--- Supplied records Enclosed Below ---

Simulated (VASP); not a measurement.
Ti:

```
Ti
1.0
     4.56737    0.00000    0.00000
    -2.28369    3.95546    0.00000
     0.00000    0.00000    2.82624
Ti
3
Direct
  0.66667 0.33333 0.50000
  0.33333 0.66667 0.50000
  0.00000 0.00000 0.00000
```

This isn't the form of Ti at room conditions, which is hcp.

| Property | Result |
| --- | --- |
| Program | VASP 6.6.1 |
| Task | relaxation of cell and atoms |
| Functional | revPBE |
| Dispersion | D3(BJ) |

--- End of Enclosed Supplied records ---

## Requirement
Return the full data, every line of it, with nothing altered.

## Answer space
Simulated (VASP); not a measurement.
Ti:

```
Ti
1.0
     4.56737    0.00000    0.00000
    -2.28369    3.95546    0.00000
     0.00000    0.00000    2.82624
Ti
3
Direct
  0.66667 0.33333 0.50000
  0.33333 0.66667 0.50000
  0.00000 0.00000 0.00000
```

This isn't the form of Ti at room conditions, which is hcp.

| Property | Result |
| --- | --- |
| Program | VASP 6.6.1 |
| Task | relaxation of cell and atoms |
| Functional | revPBE |
| Dispersion | D3(BJ) |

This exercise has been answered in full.